## Task item
Return the lines below exactly as they appear, please, starting with the first and ending with the one that contains "This step: Ansatz".

## Information
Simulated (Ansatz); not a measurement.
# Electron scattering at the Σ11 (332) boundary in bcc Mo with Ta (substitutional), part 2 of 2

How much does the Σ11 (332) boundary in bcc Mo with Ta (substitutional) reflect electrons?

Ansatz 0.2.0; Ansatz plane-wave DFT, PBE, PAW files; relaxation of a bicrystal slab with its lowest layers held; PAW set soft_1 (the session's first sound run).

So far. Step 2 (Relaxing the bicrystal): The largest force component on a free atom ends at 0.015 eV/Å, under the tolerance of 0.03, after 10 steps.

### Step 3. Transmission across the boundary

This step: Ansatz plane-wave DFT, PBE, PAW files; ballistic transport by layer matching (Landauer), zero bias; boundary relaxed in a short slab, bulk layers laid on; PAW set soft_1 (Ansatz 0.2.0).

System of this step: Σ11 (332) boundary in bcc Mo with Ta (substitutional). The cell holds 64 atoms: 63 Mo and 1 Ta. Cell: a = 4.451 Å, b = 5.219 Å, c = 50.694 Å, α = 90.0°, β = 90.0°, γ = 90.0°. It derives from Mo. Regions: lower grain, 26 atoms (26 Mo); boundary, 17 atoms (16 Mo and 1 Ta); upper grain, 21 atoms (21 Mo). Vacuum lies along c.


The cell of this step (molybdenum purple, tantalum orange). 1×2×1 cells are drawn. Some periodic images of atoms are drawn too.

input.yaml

## Exercise answer
Simulated (Ansatz); not a measurement.
# Electron scattering at the Σ11 (332) boundary in bcc Mo with Ta (substitutional), part 2 of 2

How much does the Σ11 (332) boundary in bcc Mo with Ta (substitutional) reflect electrons?

Ansatz 0.2.0; Ansatz plane-wave DFT, PBE, PAW files; relaxation of a bicrystal slab with its lowest layers held; PAW set soft_1 (the session's first sound run).

So far. Step 2 (Relaxing the bicrystal): The largest force component on a free atom ends at 0.015 eV/Å, under the tolerance of 0.03, after 10 steps.

### Step 3. Transmission across the boundary

This step: Ansatz plane-wave DFT, PBE, PAW files; ballistic transport by layer matching (Landauer), zero bias; boundary relaxed in a short slab, bulk layers laid on; PAW set soft_1 (Ansatz 0.2.0).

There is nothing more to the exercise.